§ TASK ITEM: After locating "functional: r2SCAN" in the listing below, copy that line and each one after it exactly, ending with the line that has "k mesh: 1 x".

§ INFORMATION SHOWN:
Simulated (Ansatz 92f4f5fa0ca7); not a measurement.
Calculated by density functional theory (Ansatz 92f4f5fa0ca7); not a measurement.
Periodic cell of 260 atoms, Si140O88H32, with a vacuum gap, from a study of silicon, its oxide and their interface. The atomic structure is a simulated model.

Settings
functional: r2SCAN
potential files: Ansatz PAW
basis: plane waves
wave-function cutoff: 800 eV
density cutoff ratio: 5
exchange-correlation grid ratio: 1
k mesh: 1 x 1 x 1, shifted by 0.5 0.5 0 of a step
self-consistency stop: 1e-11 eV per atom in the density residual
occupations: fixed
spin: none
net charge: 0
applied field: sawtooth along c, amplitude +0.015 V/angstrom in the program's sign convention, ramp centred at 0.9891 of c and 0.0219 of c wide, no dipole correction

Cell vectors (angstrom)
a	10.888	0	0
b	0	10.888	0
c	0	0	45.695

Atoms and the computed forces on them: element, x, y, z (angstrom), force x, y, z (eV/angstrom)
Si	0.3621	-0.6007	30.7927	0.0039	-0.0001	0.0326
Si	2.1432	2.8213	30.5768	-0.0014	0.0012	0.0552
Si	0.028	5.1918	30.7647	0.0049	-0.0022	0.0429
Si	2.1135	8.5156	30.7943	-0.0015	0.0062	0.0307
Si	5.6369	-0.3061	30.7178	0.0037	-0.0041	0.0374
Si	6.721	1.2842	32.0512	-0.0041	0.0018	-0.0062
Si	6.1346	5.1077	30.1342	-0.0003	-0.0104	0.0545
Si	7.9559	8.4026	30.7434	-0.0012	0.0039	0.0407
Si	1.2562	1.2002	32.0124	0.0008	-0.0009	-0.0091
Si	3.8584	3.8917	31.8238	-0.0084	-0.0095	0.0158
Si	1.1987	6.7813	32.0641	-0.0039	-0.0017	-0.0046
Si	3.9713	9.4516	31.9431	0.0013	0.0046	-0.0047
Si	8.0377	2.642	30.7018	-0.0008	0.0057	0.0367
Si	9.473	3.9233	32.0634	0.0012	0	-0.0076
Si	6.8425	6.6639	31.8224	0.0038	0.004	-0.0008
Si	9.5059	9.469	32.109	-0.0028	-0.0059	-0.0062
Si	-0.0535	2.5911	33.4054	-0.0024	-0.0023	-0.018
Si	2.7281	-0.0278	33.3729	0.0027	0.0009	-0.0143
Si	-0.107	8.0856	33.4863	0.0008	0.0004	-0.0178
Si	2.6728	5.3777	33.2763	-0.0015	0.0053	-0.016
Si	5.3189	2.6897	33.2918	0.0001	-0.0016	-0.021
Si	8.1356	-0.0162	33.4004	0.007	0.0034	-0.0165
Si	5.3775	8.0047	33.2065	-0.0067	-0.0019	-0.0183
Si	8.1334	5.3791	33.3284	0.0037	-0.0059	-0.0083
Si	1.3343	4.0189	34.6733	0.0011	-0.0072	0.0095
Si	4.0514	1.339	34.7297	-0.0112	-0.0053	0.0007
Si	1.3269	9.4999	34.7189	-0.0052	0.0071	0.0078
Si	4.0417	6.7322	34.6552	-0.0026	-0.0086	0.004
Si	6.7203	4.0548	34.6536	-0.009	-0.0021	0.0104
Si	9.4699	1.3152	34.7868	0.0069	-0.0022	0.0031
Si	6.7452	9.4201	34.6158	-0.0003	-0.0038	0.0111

§ EXERCISE OUTPUT:
functional: r2SCAN
potential files: Ansatz PAW
basis: plane waves
wave-function cutoff: 800 eV
density cutoff ratio: 5
exchange-correlation grid ratio: 1
k mesh: 1 x 1 x 1, shifted by 0.5 0.5 0 of a step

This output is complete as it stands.